↓

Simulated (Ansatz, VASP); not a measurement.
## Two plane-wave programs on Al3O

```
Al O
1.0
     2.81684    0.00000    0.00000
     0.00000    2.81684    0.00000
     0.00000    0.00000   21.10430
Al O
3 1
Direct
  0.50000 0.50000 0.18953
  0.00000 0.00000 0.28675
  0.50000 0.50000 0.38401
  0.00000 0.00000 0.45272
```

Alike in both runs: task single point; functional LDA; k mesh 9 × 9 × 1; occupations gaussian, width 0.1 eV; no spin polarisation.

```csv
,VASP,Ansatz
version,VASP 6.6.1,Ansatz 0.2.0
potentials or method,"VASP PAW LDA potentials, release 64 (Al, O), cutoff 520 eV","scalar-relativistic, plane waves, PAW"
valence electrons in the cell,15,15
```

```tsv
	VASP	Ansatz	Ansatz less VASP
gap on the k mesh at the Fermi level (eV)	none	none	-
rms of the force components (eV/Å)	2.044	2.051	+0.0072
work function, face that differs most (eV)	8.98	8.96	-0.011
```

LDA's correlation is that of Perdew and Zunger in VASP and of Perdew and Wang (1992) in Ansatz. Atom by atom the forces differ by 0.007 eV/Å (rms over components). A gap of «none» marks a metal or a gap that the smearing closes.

↑

-- WORK ITEM --
Give the lines of the material above again, exactly, from its first line through the line that contains "Alike in both" and no further.

-- WRITTEN SOLUTION --
Simulated (Ansatz, VASP); not a measurement.
## Two plane-wave programs on Al3O

```
Al O
1.0
     2.81684    0.00000    0.00000
     0.00000    2.81684    0.00000
     0.00000    0.00000   21.10430
Al O
3 1
Direct
  0.50000 0.50000 0.18953
  0.00000 0.00000 0.28675
  0.50000 0.50000 0.38401
  0.00000 0.00000 0.45272
```

Alike in both runs: task single point; functional LDA; k mesh 9 × 9 × 1; occupations gaussian, width 0.1 eV; no spin polarisation.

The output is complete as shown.